# WORK REQUEST
Set down exactly, from the records below, the line with "Solution. 1.38." through the line with "Solution. 0.27.", and nothing else.

╔══

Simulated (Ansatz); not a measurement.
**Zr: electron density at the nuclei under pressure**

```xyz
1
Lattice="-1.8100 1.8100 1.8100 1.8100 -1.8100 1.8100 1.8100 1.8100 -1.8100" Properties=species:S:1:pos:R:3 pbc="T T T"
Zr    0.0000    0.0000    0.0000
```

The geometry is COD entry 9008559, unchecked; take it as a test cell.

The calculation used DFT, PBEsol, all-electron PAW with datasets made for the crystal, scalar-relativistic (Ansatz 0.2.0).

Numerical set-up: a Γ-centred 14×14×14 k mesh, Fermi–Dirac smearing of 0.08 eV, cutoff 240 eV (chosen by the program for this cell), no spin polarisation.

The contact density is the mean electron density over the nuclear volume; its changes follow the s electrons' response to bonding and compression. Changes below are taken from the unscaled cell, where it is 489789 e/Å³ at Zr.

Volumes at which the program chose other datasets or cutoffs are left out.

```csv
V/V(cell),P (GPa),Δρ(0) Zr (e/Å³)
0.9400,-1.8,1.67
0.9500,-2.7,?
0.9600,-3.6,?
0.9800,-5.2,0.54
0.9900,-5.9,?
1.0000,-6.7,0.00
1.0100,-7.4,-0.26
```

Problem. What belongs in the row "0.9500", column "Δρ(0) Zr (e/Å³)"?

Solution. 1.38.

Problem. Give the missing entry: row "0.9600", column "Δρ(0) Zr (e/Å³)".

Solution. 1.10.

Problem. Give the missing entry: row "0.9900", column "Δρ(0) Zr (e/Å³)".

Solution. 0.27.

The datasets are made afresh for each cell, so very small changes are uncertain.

╚══

# EXERCISE OUTPUT
Solution. 1.38.

Problem. Give the missing entry: row "0.9600", column "Δρ(0) Zr (e/Å³)".

Solution. 1.10.

Problem. Give the missing entry: row "0.9900", column "Δρ(0) Zr (e/Å³)".

Solution. 0.27.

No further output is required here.